Requirement:
Starting at the first line of the data below, write out each line exactly until you reach the line containing "C2H5BO: 9 atoms, total", and include that line too.

==========

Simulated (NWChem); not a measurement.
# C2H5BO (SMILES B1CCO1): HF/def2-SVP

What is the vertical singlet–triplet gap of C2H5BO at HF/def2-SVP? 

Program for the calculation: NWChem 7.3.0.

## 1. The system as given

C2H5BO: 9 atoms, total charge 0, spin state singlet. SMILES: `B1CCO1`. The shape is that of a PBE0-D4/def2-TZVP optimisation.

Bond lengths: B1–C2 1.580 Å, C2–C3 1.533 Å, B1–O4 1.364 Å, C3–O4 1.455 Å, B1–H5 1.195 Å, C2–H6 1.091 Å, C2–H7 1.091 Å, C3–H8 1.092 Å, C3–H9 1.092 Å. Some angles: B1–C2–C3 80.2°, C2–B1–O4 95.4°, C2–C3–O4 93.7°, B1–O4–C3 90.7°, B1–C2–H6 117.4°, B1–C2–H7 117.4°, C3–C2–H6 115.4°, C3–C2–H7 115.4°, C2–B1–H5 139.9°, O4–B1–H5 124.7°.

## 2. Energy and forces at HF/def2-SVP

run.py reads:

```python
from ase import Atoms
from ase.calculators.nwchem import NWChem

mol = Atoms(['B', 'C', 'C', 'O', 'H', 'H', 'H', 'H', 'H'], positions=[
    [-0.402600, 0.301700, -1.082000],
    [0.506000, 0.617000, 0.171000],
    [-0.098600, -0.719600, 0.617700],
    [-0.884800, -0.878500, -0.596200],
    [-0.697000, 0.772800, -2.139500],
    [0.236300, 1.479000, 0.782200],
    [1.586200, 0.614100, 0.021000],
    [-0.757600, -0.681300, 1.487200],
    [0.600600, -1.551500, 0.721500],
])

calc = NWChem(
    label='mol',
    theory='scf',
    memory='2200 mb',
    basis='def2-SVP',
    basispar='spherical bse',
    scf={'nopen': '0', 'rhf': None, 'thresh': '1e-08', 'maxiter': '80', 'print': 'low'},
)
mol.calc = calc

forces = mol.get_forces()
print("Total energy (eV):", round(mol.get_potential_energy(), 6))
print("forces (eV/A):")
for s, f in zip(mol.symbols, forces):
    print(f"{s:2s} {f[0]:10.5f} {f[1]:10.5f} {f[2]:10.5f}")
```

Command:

==========

Worked solution:
Simulated (NWChem); not a measurement.
# C2H5BO (SMILES B1CCO1): HF/def2-SVP

What is the vertical singlet–triplet gap of C2H5BO at HF/def2-SVP? 

Program for the calculation: NWChem 7.3.0.

## 1. The system as given

C2H5BO: 9 atoms, total charge 0, spin state singlet. SMILES: `B1CCO1`. The shape is that of a PBE0-D4/def2-TZVP optimisation.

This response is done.